* * * * *

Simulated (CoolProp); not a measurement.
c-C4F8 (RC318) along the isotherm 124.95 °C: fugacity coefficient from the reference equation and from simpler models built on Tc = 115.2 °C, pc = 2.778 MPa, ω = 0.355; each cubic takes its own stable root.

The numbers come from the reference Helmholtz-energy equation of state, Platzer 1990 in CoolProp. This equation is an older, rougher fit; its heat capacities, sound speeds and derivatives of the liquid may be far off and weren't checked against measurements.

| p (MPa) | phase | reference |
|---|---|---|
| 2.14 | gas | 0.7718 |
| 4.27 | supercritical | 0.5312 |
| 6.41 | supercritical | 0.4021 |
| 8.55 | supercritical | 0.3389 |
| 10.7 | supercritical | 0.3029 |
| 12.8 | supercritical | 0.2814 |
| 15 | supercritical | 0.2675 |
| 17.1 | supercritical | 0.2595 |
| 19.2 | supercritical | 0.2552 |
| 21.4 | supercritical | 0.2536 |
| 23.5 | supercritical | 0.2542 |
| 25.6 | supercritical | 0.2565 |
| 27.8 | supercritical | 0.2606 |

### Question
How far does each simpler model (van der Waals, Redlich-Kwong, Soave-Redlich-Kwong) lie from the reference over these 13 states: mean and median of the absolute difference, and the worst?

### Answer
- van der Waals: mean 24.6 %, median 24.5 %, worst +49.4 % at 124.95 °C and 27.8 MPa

* * * * *

[WORK TASK] From the first line of the listing above to the line with "c-C4F8 (RC318) along", please transcribe each line exactly, both ends included, and nothing beyond that.

[WRITTEN REPLY]
Simulated (CoolProp); not a measurement.
c-C4F8 (RC318) along the isotherm 124.95 °C: fugacity coefficient from the reference equation and from simpler models built on Tc = 115.2 °C, pc = 2.778 MPa, ω = 0.355; each cubic takes its own stable root.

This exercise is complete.